= Requirement =
Set the data down again, exactly as it appears below.

*** Extracted material Section Begins ***

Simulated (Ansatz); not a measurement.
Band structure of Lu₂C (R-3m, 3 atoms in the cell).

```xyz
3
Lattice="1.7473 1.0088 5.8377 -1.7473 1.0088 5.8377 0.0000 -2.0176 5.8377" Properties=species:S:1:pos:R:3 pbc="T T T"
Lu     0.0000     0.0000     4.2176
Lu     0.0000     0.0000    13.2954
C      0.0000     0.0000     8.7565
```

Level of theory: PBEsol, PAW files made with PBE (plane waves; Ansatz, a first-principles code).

*** Extracted material Section Ends ***

= Answer space =
Simulated (Ansatz); not a measurement.
Band structure of Lu₂C (R-3m, 3 atoms in the cell).

```xyz
3
Lattice="1.7473 1.0088 5.8377 -1.7473 1.0088 5.8377 0.0000 -2.0176 5.8377" Properties=species:S:1:pos:R:3 pbc="T T T"
Lu     0.0000     0.0000     4.2176
Lu     0.0000     0.0000    13.2954
C      0.0000     0.0000     8.7565
```

Level of theory: PBEsol, PAW files made with PBE (plane waves; Ansatz, a first-principles code).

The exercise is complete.